Work request: Up to and including the line with "Se (P3₁21): Wannier90 run", restate the records below word for word, beginning with their first line.

[Start of section]
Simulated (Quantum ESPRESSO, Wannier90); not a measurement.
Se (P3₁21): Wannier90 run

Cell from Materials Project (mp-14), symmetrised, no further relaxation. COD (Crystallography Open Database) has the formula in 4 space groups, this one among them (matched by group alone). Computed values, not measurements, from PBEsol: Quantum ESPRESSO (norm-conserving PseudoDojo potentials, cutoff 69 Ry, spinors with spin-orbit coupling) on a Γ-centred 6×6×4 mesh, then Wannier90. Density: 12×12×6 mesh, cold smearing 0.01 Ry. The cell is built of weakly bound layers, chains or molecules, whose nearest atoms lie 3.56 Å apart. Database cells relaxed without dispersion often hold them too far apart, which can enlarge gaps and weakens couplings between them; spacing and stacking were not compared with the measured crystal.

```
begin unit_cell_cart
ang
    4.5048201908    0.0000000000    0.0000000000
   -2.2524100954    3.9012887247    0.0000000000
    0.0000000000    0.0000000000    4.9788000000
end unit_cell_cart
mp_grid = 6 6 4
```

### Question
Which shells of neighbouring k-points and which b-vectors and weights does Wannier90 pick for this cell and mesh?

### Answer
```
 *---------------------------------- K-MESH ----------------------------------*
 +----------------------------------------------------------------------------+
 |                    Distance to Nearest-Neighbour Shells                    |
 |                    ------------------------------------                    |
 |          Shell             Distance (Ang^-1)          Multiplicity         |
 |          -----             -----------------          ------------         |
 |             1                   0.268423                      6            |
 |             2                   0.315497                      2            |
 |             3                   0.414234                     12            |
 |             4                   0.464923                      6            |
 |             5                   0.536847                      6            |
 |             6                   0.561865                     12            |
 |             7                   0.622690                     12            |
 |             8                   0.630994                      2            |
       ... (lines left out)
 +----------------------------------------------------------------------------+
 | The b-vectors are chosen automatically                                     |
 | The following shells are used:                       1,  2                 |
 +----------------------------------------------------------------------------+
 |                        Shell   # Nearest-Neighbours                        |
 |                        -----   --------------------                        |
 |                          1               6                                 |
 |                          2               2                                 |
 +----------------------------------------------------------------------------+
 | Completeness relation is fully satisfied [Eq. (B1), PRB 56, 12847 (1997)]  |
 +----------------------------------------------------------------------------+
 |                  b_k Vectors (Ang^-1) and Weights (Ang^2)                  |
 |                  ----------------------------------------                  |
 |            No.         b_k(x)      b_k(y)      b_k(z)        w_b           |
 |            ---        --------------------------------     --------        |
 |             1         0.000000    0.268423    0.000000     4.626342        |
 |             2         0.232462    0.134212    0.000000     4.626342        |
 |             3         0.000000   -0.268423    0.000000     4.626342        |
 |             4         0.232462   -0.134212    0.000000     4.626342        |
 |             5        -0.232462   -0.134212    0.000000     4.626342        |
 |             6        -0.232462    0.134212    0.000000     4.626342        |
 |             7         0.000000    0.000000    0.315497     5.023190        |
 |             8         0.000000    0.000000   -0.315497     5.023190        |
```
[End of section]

Exercise answer:
Simulated (Quantum ESPRESSO, Wannier90); not a measurement.
Se (P3₁21): Wannier90 run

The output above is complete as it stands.